> [DATA FOR REVIEW]:
——

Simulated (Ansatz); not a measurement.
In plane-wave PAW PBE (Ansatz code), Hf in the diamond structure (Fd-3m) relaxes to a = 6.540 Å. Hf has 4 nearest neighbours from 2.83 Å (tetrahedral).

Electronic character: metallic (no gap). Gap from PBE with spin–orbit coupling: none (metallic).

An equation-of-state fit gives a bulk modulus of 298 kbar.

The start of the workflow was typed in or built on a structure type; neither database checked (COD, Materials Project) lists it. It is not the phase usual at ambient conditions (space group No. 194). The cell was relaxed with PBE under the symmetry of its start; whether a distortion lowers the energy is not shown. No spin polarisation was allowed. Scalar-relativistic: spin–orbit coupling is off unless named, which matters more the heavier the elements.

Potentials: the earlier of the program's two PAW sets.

——

> [ASSIGNED TASK]: The listing must be repeated in full, with nothing altered.

> [EXERCISE RESULT]:
Simulated (Ansatz); not a measurement.
In plane-wave PAW PBE (Ansatz code), Hf in the diamond structure (Fd-3m) relaxes to a = 6.540 Å. Hf has 4 nearest neighbours from 2.83 Å (tetrahedral).

Electronic character: metallic (no gap). Gap from PBE with spin–orbit coupling: none (metallic).

An equation-of-state fit gives a bulk modulus of 298 kbar.

The start of the workflow was typed in or built on a structure type; neither database checked (COD, Materials Project) lists it. It is not the phase usual at ambient conditions (space group No. 194). The cell was relaxed with PBE under the symmetry of its start; whether a distortion lowers the energy is not shown. No spin polarisation was allowed. Scalar-relativistic: spin–orbit coupling is off unless named, which matters more the heavier the elements.

Potentials: the earlier of the program's two PAW sets.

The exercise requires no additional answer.